▶ [Work task]: Whatever appears in the records, write it out again exactly.

——————————

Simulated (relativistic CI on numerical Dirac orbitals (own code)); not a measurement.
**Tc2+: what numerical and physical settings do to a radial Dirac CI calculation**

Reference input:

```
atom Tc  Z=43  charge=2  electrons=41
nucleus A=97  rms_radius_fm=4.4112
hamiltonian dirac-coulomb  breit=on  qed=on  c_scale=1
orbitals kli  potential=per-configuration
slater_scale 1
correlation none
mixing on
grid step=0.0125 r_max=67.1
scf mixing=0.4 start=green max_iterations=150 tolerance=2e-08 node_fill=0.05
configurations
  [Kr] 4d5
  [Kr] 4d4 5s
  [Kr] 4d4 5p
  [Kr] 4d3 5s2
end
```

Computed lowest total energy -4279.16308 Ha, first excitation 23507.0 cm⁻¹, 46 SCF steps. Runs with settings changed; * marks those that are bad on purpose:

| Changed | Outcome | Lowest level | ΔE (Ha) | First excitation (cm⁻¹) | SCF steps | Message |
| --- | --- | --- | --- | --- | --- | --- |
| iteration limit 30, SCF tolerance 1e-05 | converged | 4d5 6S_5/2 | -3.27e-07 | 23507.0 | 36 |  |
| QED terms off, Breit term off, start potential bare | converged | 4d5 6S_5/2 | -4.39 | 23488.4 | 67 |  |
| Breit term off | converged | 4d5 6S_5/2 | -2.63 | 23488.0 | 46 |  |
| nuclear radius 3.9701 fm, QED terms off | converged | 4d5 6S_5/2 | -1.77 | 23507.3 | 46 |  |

——————————

▶ [Response area]:
Simulated (relativistic CI on numerical Dirac orbitals (own code)); not a measurement.
**Tc2+: what numerical and physical settings do to a radial Dirac CI calculation**

Reference input:

```
atom Tc  Z=43  charge=2  electrons=41
nucleus A=97  rms_radius_fm=4.4112
hamiltonian dirac-coulomb  breit=on  qed=on  c_scale=1
orbitals kli  potential=per-configuration
slater_scale 1
correlation none
mixing on
grid step=0.0125 r_max=67.1
scf mixing=0.4 start=green max_iterations=150 tolerance=2e-08 node_fill=0.05
configurations
  [Kr] 4d5
  [Kr] 4d4 5s
  [Kr] 4d4 5p
  [Kr] 4d3 5s2
end
```

Computed lowest total energy -4279.16308 Ha, first excitation 23507.0 cm⁻¹, 46 SCF steps. Runs with settings changed; * marks those that are bad on purpose:

| Changed | Outcome | Lowest level | ΔE (Ha) | First excitation (cm⁻¹) | SCF steps | Message |
| --- | --- | --- | --- | --- | --- | --- |
| iteration limit 30, SCF tolerance 1e-05 | converged | 4d5 6S_5/2 | -3.27e-07 | 23507.0 | 36 |  |
| QED terms off, Breit term off, start potential bare | converged | 4d5 6S_5/2 | -4.39 | 23488.4 | 67 |  |
| Breit term off | converged | 4d5 6S_5/2 | -2.63 | 23488.0 | 46 |  |
| nuclear radius 3.9701 fm, QED terms off | converged | 4d5 6S_5/2 | -1.77 | 23507.3 | 46 |  |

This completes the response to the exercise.